==== Entries provided ====

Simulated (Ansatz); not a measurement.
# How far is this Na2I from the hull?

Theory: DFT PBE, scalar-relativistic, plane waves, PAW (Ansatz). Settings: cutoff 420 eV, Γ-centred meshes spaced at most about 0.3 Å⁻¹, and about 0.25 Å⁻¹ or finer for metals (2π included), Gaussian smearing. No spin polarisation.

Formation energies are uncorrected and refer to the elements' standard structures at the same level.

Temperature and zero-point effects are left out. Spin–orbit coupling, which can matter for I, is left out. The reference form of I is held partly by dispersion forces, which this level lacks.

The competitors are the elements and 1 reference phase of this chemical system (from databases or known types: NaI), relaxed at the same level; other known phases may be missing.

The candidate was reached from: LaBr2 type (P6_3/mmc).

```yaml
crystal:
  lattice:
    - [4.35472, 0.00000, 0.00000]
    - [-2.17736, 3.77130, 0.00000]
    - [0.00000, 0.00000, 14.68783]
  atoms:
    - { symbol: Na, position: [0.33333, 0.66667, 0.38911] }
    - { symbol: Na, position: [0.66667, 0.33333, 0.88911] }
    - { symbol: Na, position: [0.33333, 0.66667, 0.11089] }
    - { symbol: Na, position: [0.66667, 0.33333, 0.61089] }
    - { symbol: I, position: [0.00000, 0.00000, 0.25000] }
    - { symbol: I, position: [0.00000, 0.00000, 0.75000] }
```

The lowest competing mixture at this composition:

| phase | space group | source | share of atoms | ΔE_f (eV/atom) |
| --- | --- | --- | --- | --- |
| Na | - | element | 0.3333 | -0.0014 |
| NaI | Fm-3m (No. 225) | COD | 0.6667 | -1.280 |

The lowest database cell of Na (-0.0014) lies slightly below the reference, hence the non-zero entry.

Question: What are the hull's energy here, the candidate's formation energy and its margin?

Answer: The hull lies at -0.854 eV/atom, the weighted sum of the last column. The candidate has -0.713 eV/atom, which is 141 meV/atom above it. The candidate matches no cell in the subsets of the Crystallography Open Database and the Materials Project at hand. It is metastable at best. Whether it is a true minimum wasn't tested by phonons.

====

→ Exercise: Set down, from the entries above, exactly the lines from the one with "0.6667 | -1.280 |" up to and including the one with "Question: What are", and no other lines.

→ Answer space:
| NaI | Fm-3m (No. 225) | COD | 0.6667 | -1.280 |

The lowest database cell of Na (-0.0014) lies slightly below the reference, hence the non-zero entry.

Question: What are the hull's energy here, the candidate's formation energy and its margin?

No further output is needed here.